▸ **ENTRIES PROVIDED**:
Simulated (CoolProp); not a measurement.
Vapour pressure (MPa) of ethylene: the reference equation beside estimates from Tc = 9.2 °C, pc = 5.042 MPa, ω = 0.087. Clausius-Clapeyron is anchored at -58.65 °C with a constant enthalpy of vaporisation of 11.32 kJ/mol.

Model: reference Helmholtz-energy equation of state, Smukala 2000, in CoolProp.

▸ **ACTIVITY**: I'd like all of the entries written out again exactly as they appear above.

▸ **RESPONSE AREA**:
Simulated (CoolProp); not a measurement.
Vapour pressure (MPa) of ethylene: the reference equation beside estimates from Tc = 9.2 °C, pc = 5.042 MPa, ω = 0.087. Clausius-Clapeyron is anchored at -58.65 °C with a constant enthalpy of vaporisation of 11.32 kJ/mol.

Model: reference Helmholtz-energy equation of state, Smukala 2000, in CoolProp.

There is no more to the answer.